-- Opening Marker --
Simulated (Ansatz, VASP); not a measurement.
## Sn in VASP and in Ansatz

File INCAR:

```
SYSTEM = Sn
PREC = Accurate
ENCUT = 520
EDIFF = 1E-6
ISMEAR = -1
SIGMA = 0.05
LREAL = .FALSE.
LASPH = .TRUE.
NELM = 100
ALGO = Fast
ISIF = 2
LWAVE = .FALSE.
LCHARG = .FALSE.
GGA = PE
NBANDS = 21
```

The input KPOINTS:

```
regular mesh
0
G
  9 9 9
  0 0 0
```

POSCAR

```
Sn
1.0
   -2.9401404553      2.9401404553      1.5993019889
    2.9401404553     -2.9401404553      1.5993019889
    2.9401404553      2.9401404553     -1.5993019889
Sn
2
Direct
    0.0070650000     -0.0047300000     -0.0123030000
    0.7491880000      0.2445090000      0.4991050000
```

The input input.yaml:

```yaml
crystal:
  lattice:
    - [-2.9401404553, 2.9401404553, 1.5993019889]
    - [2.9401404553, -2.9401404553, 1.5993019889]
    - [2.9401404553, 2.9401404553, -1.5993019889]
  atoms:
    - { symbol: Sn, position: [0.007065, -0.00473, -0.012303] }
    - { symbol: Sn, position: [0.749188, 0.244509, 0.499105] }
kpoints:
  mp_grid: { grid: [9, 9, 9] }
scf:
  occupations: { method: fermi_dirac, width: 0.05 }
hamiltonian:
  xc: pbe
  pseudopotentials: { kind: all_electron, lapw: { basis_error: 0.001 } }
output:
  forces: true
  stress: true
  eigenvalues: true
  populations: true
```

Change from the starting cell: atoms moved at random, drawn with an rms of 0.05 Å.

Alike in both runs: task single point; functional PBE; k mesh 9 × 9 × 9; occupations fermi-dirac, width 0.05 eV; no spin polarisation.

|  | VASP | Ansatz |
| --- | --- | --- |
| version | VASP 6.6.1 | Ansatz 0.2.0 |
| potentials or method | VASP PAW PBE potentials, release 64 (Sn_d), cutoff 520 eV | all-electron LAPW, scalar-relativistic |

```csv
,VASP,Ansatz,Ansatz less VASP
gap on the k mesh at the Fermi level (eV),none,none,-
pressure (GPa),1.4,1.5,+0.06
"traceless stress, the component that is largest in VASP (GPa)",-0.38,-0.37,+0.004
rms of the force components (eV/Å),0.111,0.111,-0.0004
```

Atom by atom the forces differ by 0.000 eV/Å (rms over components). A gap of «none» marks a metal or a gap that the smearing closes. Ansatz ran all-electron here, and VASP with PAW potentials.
-- Closing Marker --

Work task: Out of the data above, set down the lines from the one with "Change from the" to the one with "Ansatz 0.2.0 |", both included, exactly as written and with no additions.

Response:
Change from the starting cell: atoms moved at random, drawn with an rms of 0.05 Å.

Alike in both runs: task single point; functional PBE; k mesh 9 × 9 × 9; occupations fermi-dirac, width 0.05 eV; no spin polarisation.

|  | VASP | Ansatz |
| --- | --- | --- |
| version | VASP 6.6.1 | Ansatz 0.2.0 |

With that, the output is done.